========================================
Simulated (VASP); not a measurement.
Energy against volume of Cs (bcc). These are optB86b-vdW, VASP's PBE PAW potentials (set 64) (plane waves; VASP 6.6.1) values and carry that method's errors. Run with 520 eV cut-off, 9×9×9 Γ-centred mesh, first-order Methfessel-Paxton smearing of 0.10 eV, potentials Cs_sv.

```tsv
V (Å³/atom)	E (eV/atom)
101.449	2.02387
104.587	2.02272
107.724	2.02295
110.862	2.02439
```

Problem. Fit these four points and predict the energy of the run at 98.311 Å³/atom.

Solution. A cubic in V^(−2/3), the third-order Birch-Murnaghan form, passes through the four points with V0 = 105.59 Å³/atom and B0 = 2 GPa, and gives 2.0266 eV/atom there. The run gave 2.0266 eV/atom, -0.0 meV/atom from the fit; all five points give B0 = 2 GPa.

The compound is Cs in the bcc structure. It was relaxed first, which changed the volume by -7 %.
========================================

- [Activity] Only the lines from the beginning of the material to the line containing "Solution. A cubic" should be echoed, verbatim and in full.

- [Written response]
Simulated (VASP); not a measurement.
Energy against volume of Cs (bcc). These are optB86b-vdW, VASP's PBE PAW potentials (set 64) (plane waves; VASP 6.6.1) values and carry that method's errors. Run with 520 eV cut-off, 9×9×9 Γ-centred mesh, first-order Methfessel-Paxton smearing of 0.10 eV, potentials Cs_sv.

```tsv
V (Å³/atom)	E (eV/atom)
101.449	2.02387
104.587	2.02272
107.724	2.02295
110.862	2.02439
```

Problem. Fit these four points and predict the energy of the run at 98.311 Å³/atom.

Solution. A cubic in V^(−2/3), the third-order Birch-Murnaghan form, passes through the four points with V0 = 105.59 Å³/atom and B0 = 2 GPa, and gives 2.0266 eV/atom there. The run gave 2.0266 eV/atom, -0.0 meV/atom from the fit; all five points give B0 = 2 GPa.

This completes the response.